▶ [Data provided]
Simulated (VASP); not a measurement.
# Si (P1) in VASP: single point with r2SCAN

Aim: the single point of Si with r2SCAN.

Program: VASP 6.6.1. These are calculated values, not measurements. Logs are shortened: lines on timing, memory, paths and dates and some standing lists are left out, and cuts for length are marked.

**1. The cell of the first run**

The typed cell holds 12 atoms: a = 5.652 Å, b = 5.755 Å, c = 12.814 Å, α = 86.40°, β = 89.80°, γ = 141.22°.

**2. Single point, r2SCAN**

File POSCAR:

▶ [Assigned task] The answer is every entry, copied word for word.

▶ [Task answer]
Simulated (VASP); not a measurement.
# Si (P1) in VASP: single point with r2SCAN

Aim: the single point of Si with r2SCAN.

Program: VASP 6.6.1. These are calculated values, not measurements. Logs are shortened: lines on timing, memory, paths and dates and some standing lists are left out, and cuts for length are marked.

**1. The cell of the first run**

The typed cell holds 12 atoms: a = 5.652 Å, b = 5.755 Å, c = 12.814 Å, α = 86.40°, β = 89.80°, γ = 141.22°.

**2. Single point, r2SCAN**

File POSCAR:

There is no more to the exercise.